# # # # #

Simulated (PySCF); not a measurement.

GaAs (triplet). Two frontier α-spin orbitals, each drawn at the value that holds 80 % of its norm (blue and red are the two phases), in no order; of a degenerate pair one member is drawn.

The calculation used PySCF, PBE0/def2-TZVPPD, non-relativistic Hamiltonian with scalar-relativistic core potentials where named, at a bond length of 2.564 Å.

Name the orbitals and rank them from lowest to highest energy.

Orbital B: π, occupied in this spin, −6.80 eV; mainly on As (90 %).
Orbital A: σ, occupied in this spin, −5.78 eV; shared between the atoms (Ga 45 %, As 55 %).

# # # # #

> Exercise
Go through the data and retype all of it exactly.

> Task response
Simulated (PySCF); not a measurement.

GaAs (triplet). Two frontier α-spin orbitals, each drawn at the value that holds 80 % of its norm (blue and red are the two phases), in no order; of a degenerate pair one member is drawn.

The calculation used PySCF, PBE0/def2-TZVPPD, non-relativistic Hamiltonian with scalar-relativistic core potentials where named, at a bond length of 2.564 Å.

Name the orbitals and rank them from lowest to highest energy.

Orbital B: π, occupied in this spin, −6.80 eV; mainly on As (90 %).
Orbital A: σ, occupied in this spin, −5.78 eV; shared between the atoms (Ga 45 %, As 55 %).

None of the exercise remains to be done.